• **DATASET RECORDS**
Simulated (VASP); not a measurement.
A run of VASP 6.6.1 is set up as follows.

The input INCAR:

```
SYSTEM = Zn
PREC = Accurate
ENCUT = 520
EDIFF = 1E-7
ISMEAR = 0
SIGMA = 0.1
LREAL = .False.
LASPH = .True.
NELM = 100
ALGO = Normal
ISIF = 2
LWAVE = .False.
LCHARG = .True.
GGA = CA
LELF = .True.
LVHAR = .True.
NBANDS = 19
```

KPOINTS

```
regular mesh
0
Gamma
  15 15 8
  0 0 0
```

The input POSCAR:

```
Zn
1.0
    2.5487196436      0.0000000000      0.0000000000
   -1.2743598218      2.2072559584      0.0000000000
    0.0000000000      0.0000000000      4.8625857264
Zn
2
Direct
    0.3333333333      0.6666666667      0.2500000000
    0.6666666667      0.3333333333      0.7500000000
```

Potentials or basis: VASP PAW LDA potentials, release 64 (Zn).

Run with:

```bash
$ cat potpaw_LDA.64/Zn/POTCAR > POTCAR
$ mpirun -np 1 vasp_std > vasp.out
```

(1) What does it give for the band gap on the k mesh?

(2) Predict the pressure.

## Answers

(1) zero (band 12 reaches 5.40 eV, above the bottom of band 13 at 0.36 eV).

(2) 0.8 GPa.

• **ACTION ITEM**
If a line comes after the one that contains "(1) zero (band", leave it out; return every line of the entries up to that point exactly, starting with the first, with that line included.

• **SOLUTION**
Simulated (VASP); not a measurement.
A run of VASP 6.6.1 is set up as follows.

The input INCAR:

```
SYSTEM = Zn
PREC = Accurate
ENCUT = 520
EDIFF = 1E-7
ISMEAR = 0
SIGMA = 0.1
LREAL = .False.
LASPH = .True.
NELM = 100
ALGO = Normal
ISIF = 2
LWAVE = .False.
LCHARG = .True.
GGA = CA
LELF = .True.
LVHAR = .True.
NBANDS = 19
```

KPOINTS

```
regular mesh
0
Gamma
  15 15 8
  0 0 0
```

The input POSCAR:

```
Zn
1.0
    2.5487196436      0.0000000000      0.0000000000
   -1.2743598218      2.2072559584      0.0000000000
    0.0000000000      0.0000000000      4.8625857264
Zn
2
Direct
    0.3333333333      0.6666666667      0.2500000000
    0.6666666667      0.3333333333      0.7500000000
```

Potentials or basis: VASP PAW LDA potentials, release 64 (Zn).

Run with:

```bash
$ cat potpaw_LDA.64/Zn/POTCAR > POTCAR
$ mpirun -np 1 vasp_std > vasp.out
```

(1) What does it give for the band gap on the k mesh?

(2) Predict the pressure.

## Answers

(1) zero (band 12 reaches 5.40 eV, above the bottom of band 13 at 0.36 eV).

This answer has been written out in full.